• [Work order]: Repeat the entries exactly. Leave nothing out.

Top of Dataset records

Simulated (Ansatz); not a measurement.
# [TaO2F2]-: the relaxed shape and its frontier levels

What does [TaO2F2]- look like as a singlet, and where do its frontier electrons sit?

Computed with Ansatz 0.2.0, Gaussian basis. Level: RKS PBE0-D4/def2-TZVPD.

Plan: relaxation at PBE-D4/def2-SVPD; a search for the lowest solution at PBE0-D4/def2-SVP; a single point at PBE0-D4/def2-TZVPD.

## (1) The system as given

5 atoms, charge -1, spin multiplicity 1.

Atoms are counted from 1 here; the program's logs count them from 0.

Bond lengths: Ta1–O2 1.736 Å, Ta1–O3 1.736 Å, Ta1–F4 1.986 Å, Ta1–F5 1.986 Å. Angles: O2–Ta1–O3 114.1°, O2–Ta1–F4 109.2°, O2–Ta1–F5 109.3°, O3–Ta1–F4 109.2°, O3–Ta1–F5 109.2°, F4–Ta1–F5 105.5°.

Bottom of Dataset records

• [Answer area]:
Simulated (Ansatz); not a measurement.
# [TaO2F2]-: the relaxed shape and its frontier levels

What does [TaO2F2]- look like as a singlet, and where do its frontier electrons sit?

Computed with Ansatz 0.2.0, Gaussian basis. Level: RKS PBE0-D4/def2-TZVPD.

Plan: relaxation at PBE-D4/def2-SVPD; a search for the lowest solution at PBE0-D4/def2-SVP; a single point at PBE0-D4/def2-TZVPD.

## (1) The system as given

5 atoms, charge -1, spin multiplicity 1.

Atoms are counted from 1 here; the program's logs count them from 0.

Bond lengths: Ta1–O2 1.736 Å, Ta1–O3 1.736 Å, Ta1–F4 1.986 Å, Ta1–F5 1.986 Å. Angles: O2–Ta1–O3 114.1°, O2–Ta1–F4 109.2°, O2–Ta1–F5 109.3°, O3–Ta1–F4 109.2°, O3–Ta1–F5 109.2°, F4–Ta1–F5 105.5°.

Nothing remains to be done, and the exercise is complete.